Required action:
Every line of the material below, from the top through the line with "no spin polarisation", should be reproduced exactly.

Supplied material:
=-=-=

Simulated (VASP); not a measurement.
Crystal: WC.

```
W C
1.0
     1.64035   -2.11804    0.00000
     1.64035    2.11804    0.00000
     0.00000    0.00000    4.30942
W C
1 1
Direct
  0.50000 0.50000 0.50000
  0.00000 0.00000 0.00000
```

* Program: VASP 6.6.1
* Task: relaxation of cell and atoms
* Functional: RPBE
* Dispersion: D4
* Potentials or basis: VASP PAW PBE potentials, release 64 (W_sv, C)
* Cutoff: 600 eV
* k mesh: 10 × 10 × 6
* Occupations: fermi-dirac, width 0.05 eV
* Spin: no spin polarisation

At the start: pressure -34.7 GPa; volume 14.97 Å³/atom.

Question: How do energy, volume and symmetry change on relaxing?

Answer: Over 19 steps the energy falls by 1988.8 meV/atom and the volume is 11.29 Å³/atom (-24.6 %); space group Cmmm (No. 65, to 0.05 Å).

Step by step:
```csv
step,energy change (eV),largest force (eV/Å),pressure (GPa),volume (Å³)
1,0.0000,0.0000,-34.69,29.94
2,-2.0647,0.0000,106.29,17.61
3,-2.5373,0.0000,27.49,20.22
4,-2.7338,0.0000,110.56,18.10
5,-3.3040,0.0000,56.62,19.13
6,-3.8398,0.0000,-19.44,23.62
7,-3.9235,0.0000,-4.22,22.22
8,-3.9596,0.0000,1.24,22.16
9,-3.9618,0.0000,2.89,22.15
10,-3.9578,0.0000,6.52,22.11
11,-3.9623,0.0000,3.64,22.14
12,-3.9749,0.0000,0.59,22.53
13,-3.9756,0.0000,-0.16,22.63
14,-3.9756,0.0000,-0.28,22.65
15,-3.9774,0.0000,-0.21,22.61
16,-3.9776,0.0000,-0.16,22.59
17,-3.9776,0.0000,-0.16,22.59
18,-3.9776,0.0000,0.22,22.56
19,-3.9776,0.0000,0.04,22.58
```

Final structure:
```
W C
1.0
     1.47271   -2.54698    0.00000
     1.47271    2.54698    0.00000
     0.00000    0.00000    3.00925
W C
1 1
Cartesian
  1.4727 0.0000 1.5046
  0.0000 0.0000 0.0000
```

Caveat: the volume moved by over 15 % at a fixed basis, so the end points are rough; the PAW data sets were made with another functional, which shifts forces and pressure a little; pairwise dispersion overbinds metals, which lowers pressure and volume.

=-=-=

Worked solution:
Simulated (VASP); not a measurement.
Crystal: WC.

```
W C
1.0
     1.64035   -2.11804    0.00000
     1.64035    2.11804    0.00000
     0.00000    0.00000    4.30942
W C
1 1
Direct
  0.50000 0.50000 0.50000
  0.00000 0.00000 0.00000
```

* Program: VASP 6.6.1
* Task: relaxation of cell and atoms
* Functional: RPBE
* Dispersion: D4
* Potentials or basis: VASP PAW PBE potentials, release 64 (W_sv, C)
* Cutoff: 600 eV
* k mesh: 10 × 10 × 6
* Occupations: fermi-dirac, width 0.05 eV
* Spin: no spin polarisation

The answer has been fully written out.